→ ACTIVITY:
A verbatim copy of the whole listing is what is needed.

→ INFORMATION SUPPLIED:
= = = = =

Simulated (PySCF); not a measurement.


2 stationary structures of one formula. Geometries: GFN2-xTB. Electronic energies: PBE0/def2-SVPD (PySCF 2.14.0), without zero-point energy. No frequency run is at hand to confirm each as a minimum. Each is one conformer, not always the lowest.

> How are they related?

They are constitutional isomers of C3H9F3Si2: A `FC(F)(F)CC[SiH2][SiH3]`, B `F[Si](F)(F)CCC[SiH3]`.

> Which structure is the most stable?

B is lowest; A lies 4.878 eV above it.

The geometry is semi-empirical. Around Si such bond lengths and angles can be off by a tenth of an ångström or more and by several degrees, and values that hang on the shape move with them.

= = = = =

→ ANSWER BOX:
Simulated (PySCF); not a measurement.


2 stationary structures of one formula. Geometries: GFN2-xTB. Electronic energies: PBE0/def2-SVPD (PySCF 2.14.0), without zero-point energy. No frequency run is at hand to confirm each as a minimum. Each is one conformer, not always the lowest.

> How are they related?

They are constitutional isomers of C3H9F3Si2: A `FC(F)(F)CC[SiH2][SiH3]`, B `F[Si](F)(F)CCC[SiH3]`.

> Which structure is the most stable?

B is lowest; A lies 4.878 eV above it.

The geometry is semi-empirical. Around Si such bond lengths and angles can be off by a tenth of an ångström or more and by several degrees, and values that hang on the shape move with them.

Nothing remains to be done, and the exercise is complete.